BEGIN Dataset records
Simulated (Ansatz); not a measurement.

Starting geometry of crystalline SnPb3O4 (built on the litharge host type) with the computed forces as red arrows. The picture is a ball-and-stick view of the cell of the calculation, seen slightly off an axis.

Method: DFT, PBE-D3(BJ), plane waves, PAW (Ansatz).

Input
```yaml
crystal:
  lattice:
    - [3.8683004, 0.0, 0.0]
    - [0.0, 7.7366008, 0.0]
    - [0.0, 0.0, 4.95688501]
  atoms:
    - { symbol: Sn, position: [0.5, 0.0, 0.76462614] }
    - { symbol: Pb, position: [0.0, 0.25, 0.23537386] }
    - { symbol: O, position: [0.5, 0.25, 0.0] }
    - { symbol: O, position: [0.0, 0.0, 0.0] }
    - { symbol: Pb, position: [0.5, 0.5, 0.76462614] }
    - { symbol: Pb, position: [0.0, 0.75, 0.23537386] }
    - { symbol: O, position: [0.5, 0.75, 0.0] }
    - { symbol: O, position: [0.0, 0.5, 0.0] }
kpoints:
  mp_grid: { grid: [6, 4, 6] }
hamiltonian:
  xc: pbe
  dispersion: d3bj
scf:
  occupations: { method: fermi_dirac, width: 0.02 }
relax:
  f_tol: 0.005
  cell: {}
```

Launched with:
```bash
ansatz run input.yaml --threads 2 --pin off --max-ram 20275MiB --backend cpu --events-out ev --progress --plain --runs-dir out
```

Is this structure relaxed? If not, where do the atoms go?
END Dataset records

_Assigned task_.
Transcribe all of the data above, keeping each line exactly as it stands.

_Written response_.
Simulated (Ansatz); not a measurement.

Starting geometry of crystalline SnPb3O4 (built on the litharge host type) with the computed forces as red arrows. The picture is a ball-and-stick view of the cell of the calculation, seen slightly off an axis.

Method: DFT, PBE-D3(BJ), plane waves, PAW (Ansatz).

Input
```yaml
crystal:
  lattice:
    - [3.8683004, 0.0, 0.0]
    - [0.0, 7.7366008, 0.0]
    - [0.0, 0.0, 4.95688501]
  atoms:
    - { symbol: Sn, position: [0.5, 0.0, 0.76462614] }
    - { symbol: Pb, position: [0.0, 0.25, 0.23537386] }
    - { symbol: O, position: [0.5, 0.25, 0.0] }
    - { symbol: O, position: [0.0, 0.0, 0.0] }
    - { symbol: Pb, position: [0.5, 0.5, 0.76462614] }
    - { symbol: Pb, position: [0.0, 0.75, 0.23537386] }
    - { symbol: O, position: [0.5, 0.75, 0.0] }
    - { symbol: O, position: [0.0, 0.5, 0.0] }
kpoints:
  mp_grid: { grid: [6, 4, 6] }
hamiltonian:
  xc: pbe
  dispersion: d3bj
scf:
  occupations: { method: fermi_dirac, width: 0.02 }
relax:
  f_tol: 0.005
  cell: {}
```

Launched with:
```bash
ansatz run input.yaml --threads 2 --pin off --max-ram 20275MiB --backend cpu --events-out ev --progress --plain --runs-dir out
```

Is this structure relaxed? If not, where do the atoms go?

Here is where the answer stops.